→ **Work order**:
Nothing after the line containing "-293.90473 Eh |" belongs in the answer; write out exactly every line from the start of the material up to it, including it.

■ ■ ■ ■ ■ ■ ■

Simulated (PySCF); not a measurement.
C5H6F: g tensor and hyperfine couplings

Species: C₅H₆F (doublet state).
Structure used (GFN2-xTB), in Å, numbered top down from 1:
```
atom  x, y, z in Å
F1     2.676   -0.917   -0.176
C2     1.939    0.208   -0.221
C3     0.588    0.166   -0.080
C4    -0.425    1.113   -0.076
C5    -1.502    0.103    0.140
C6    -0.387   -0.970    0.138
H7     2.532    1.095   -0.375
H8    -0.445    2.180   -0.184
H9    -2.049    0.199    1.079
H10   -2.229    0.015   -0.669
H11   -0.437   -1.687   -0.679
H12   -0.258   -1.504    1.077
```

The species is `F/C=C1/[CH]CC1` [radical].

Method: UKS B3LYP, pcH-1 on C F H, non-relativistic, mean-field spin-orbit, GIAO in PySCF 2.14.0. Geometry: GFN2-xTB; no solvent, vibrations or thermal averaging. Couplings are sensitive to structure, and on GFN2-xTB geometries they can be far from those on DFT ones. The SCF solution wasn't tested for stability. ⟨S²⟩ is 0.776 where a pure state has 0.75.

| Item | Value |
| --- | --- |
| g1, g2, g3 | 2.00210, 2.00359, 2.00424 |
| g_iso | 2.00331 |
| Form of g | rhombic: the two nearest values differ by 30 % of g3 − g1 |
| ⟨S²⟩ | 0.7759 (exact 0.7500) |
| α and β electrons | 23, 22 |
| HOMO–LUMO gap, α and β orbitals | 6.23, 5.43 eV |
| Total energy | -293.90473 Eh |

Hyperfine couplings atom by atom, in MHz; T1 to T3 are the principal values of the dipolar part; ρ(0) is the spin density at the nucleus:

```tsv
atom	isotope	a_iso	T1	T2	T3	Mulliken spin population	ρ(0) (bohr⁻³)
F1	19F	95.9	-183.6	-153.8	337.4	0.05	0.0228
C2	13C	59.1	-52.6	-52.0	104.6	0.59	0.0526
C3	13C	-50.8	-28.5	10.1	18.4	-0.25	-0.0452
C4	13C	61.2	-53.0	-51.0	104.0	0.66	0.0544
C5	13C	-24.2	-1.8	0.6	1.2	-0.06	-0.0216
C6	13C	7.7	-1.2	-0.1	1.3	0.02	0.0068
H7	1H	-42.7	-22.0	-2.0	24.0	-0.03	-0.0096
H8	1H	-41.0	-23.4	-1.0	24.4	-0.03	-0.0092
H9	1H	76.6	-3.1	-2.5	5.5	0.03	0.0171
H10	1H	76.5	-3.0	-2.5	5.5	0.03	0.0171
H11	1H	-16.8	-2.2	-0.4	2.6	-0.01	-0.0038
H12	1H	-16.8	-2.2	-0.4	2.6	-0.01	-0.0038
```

■ ■ ■ ■ ■ ■ ■

→ **Written solution**:
Simulated (PySCF); not a measurement.
C5H6F: g tensor and hyperfine couplings

Species: C₅H₆F (doublet state).
Structure used (GFN2-xTB), in Å, numbered top down from 1:
```
atom  x, y, z in Å
F1     2.676   -0.917   -0.176
C2     1.939    0.208   -0.221
C3     0.588    0.166   -0.080
C4    -0.425    1.113   -0.076
C5    -1.502    0.103    0.140
C6    -0.387   -0.970    0.138
H7     2.532    1.095   -0.375
H8    -0.445    2.180   -0.184
H9    -2.049    0.199    1.079
H10   -2.229    0.015   -0.669
H11   -0.437   -1.687   -0.679
H12   -0.258   -1.504    1.077
```

The species is `F/C=C1/[CH]CC1` [radical].

Method: UKS B3LYP, pcH-1 on C F H, non-relativistic, mean-field spin-orbit, GIAO in PySCF 2.14.0. Geometry: GFN2-xTB; no solvent, vibrations or thermal averaging. Couplings are sensitive to structure, and on GFN2-xTB geometries they can be far from those on DFT ones. The SCF solution wasn't tested for stability. ⟨S²⟩ is 0.776 where a pure state has 0.75.

| Item | Value |
| --- | --- |
| g1, g2, g3 | 2.00210, 2.00359, 2.00424 |
| g_iso | 2.00331 |
| Form of g | rhombic: the two nearest values differ by 30 % of g3 − g1 |
| ⟨S²⟩ | 0.7759 (exact 0.7500) |
| α and β electrons | 23, 22 |
| HOMO–LUMO gap, α and β orbitals | 6.23, 5.43 eV |
| Total energy | -293.90473 Eh |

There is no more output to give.